※ ※ ※
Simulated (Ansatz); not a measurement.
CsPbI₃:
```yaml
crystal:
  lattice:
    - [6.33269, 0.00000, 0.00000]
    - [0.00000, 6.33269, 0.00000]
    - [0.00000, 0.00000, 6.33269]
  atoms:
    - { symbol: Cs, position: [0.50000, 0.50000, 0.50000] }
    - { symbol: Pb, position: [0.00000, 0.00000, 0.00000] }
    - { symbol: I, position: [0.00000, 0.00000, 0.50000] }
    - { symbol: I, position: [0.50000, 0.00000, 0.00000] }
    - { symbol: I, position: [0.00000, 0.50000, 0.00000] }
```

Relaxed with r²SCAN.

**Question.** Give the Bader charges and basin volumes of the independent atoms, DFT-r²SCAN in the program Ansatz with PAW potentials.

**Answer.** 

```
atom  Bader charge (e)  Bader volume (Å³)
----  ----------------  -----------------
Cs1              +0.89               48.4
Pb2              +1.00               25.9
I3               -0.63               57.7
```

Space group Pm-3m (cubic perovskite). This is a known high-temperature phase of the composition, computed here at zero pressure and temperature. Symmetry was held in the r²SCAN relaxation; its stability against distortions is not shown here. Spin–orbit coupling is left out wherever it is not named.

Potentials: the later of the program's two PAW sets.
※ ※ ※

* _Required action_:
Copy the records above faithfully. Begin at their first line, end at the line containing "Space group Pm-3m", and include nothing else.

* _Written solution_:
Simulated (Ansatz); not a measurement.
CsPbI₃:
```yaml
crystal:
  lattice:
    - [6.33269, 0.00000, 0.00000]
    - [0.00000, 6.33269, 0.00000]
    - [0.00000, 0.00000, 6.33269]
  atoms:
    - { symbol: Cs, position: [0.50000, 0.50000, 0.50000] }
    - { symbol: Pb, position: [0.00000, 0.00000, 0.00000] }
    - { symbol: I, position: [0.00000, 0.00000, 0.50000] }
    - { symbol: I, position: [0.50000, 0.00000, 0.00000] }
    - { symbol: I, position: [0.00000, 0.50000, 0.00000] }
```

Relaxed with r²SCAN.

**Question.** Give the Bader charges and basin volumes of the independent atoms, DFT-r²SCAN in the program Ansatz with PAW potentials.

**Answer.** 

```
atom  Bader charge (e)  Bader volume (Å³)
----  ----------------  -----------------
Cs1              +0.89               48.4
Pb2              +1.00               25.9
I3               -0.63               57.7
```

Space group Pm-3m (cubic perovskite). This is a known high-temperature phase of the composition, computed here at zero pressure and temperature. Symmetry was held in the r²SCAN relaxation; its stability against distortions is not shown here. Spin–orbit coupling is left out wherever it is not named.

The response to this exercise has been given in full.